Exercise:
Write out the entries once more, exactly as they appear.

Provided material:
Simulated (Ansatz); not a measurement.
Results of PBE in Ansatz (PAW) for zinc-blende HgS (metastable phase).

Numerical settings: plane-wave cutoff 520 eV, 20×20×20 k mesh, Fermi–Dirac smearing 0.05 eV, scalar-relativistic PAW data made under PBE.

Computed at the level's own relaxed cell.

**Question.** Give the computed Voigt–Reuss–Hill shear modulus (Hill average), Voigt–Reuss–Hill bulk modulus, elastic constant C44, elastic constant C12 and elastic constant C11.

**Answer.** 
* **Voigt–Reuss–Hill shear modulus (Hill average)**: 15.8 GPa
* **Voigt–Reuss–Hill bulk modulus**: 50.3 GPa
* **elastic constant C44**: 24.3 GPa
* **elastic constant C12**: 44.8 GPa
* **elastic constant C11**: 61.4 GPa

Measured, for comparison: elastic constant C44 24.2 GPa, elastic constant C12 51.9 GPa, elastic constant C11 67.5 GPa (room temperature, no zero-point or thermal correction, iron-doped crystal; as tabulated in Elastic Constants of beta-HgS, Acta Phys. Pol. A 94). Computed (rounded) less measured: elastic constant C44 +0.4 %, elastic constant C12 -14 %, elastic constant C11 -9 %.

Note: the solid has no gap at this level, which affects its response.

Problem solution:
Simulated (Ansatz); not a measurement.
Results of PBE in Ansatz (PAW) for zinc-blende HgS (metastable phase).

Numerical settings: plane-wave cutoff 520 eV, 20×20×20 k mesh, Fermi–Dirac smearing 0.05 eV, scalar-relativistic PAW data made under PBE.

Computed at the level's own relaxed cell.

**Question.** Give the computed Voigt–Reuss–Hill shear modulus (Hill average), Voigt–Reuss–Hill bulk modulus, elastic constant C44, elastic constant C12 and elastic constant C11.

**Answer.** 
* **Voigt–Reuss–Hill shear modulus (Hill average)**: 15.8 GPa
* **Voigt–Reuss–Hill bulk modulus**: 50.3 GPa
* **elastic constant C44**: 24.3 GPa
* **elastic constant C12**: 44.8 GPa
* **elastic constant C11**: 61.4 GPa

Measured, for comparison: elastic constant C44 24.2 GPa, elastic constant C12 51.9 GPa, elastic constant C11 67.5 GPa (room temperature, no zero-point or thermal correction, iron-doped crystal; as tabulated in Elastic Constants of beta-HgS, Acta Phys. Pol. A 94). Computed (rounded) less measured: elastic constant C44 +0.4 %, elastic constant C12 -14 %, elastic constant C11 -9 %.

Note: the solid has no gap at this level, which affects its response.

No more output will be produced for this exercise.